• Requirement
Each record should be output exactly, with every character kept.

*** Opening of Dataset extract ***

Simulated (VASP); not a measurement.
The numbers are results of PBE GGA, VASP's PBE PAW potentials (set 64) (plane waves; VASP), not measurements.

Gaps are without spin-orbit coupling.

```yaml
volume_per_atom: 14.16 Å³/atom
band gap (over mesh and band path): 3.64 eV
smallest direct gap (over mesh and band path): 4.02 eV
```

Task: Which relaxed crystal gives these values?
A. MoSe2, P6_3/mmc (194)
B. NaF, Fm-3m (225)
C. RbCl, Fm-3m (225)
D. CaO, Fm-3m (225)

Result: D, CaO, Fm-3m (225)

*** Close of Dataset extract ***

• Your response
Simulated (VASP); not a measurement.
The numbers are results of PBE GGA, VASP's PBE PAW potentials (set 64) (plane waves; VASP), not measurements.

Gaps are without spin-orbit coupling.

```yaml
volume_per_atom: 14.16 Å³/atom
band gap (over mesh and band path): 3.64 eV
smallest direct gap (over mesh and band path): 4.02 eV
```

Task: Which relaxed crystal gives these values?
A. MoSe2, P6_3/mmc (194)
B. NaF, Fm-3m (225)
C. RbCl, Fm-3m (225)
D. CaO, Fm-3m (225)

Result: D, CaO, Fm-3m (225)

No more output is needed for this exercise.